*Given records*
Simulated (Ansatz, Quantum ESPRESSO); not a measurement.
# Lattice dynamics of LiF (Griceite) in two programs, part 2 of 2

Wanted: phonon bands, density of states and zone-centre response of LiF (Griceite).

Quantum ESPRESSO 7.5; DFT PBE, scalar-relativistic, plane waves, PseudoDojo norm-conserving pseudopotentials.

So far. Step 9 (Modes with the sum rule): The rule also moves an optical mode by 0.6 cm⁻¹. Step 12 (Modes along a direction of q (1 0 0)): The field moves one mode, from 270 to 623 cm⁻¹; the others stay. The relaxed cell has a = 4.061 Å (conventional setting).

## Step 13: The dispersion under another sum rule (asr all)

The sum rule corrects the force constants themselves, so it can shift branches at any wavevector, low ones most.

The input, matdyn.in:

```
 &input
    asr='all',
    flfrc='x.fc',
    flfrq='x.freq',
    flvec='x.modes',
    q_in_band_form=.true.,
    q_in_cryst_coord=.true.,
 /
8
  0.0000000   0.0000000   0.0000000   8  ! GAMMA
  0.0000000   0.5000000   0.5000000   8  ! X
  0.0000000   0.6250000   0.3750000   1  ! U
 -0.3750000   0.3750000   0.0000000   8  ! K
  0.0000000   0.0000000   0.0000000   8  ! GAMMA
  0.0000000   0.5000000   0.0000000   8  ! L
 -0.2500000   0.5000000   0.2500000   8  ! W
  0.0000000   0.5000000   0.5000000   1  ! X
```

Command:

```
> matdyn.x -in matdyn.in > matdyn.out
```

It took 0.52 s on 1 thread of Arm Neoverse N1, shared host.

*Requirement*
What you should produce is an exact copy of the records above.

*Solution*
Simulated (Ansatz, Quantum ESPRESSO); not a measurement.
# Lattice dynamics of LiF (Griceite) in two programs, part 2 of 2

Wanted: phonon bands, density of states and zone-centre response of LiF (Griceite).

Quantum ESPRESSO 7.5; DFT PBE, scalar-relativistic, plane waves, PseudoDojo norm-conserving pseudopotentials.

So far. Step 9 (Modes with the sum rule): The rule also moves an optical mode by 0.6 cm⁻¹. Step 12 (Modes along a direction of q (1 0 0)): The field moves one mode, from 270 to 623 cm⁻¹; the others stay. The relaxed cell has a = 4.061 Å (conventional setting).

## Step 13: The dispersion under another sum rule (asr all)

The sum rule corrects the force constants themselves, so it can shift branches at any wavevector, low ones most.

The input, matdyn.in:

```
 &input
    asr='all',
    flfrc='x.fc',
    flfrq='x.freq',
    flvec='x.modes',
    q_in_band_form=.true.,
    q_in_cryst_coord=.true.,
 /
8
  0.0000000   0.0000000   0.0000000   8  ! GAMMA
  0.0000000   0.5000000   0.5000000   8  ! X
  0.0000000   0.6250000   0.3750000   1  ! U
 -0.3750000   0.3750000   0.0000000   8  ! K
  0.0000000   0.0000000   0.0000000   8  ! GAMMA
  0.0000000   0.5000000   0.0000000   8  ! L
 -0.2500000   0.5000000   0.2500000   8  ! W
  0.0000000   0.5000000   0.5000000   1  ! X
```

Command:

```
> matdyn.x -in matdyn.in > matdyn.out
```

It took 0.52 s on 1 thread of Arm Neoverse N1, shared host.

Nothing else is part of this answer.